________________________

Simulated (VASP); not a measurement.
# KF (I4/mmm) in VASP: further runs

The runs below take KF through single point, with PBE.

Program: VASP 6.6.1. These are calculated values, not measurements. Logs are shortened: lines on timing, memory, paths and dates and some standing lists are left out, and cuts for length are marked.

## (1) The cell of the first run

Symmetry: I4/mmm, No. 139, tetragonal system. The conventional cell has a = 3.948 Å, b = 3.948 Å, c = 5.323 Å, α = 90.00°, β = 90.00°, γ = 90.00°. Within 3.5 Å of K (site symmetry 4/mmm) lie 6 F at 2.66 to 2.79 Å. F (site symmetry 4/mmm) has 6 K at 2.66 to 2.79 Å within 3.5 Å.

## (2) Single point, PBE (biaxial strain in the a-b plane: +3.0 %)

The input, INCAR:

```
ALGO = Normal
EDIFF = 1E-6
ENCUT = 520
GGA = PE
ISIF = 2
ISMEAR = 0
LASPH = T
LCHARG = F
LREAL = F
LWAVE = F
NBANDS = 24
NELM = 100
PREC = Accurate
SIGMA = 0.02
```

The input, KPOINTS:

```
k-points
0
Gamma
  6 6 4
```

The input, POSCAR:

________________________

Once you have read the records above, output each of them verbatim.

• _ANSWER SECTION_
Simulated (VASP); not a measurement.
# KF (I4/mmm) in VASP: further runs

The runs below take KF through single point, with PBE.

Program: VASP 6.6.1. These are calculated values, not measurements. Logs are shortened: lines on timing, memory, paths and dates and some standing lists are left out, and cuts for length are marked.

## (1) The cell of the first run

Symmetry: I4/mmm, No. 139, tetragonal system. The conventional cell has a = 3.948 Å, b = 3.948 Å, c = 5.323 Å, α = 90.00°, β = 90.00°, γ = 90.00°. Within 3.5 Å of K (site symmetry 4/mmm) lie 6 F at 2.66 to 2.79 Å. F (site symmetry 4/mmm) has 6 K at 2.66 to 2.79 Å within 3.5 Å.

## (2) Single point, PBE (biaxial strain in the a-b plane: +3.0 %)

The input, INCAR:

```
ALGO = Normal
EDIFF = 1E-6
ENCUT = 520
GGA = PE
ISIF = 2
ISMEAR = 0
LASPH = T
LCHARG = F
LREAL = F
LWAVE = F
NBANDS = 24
NELM = 100
PREC = Accurate
SIGMA = 0.02
```

The input, KPOINTS:

```
k-points
0
Gamma
  6 6 4
```

The input, POSCAR:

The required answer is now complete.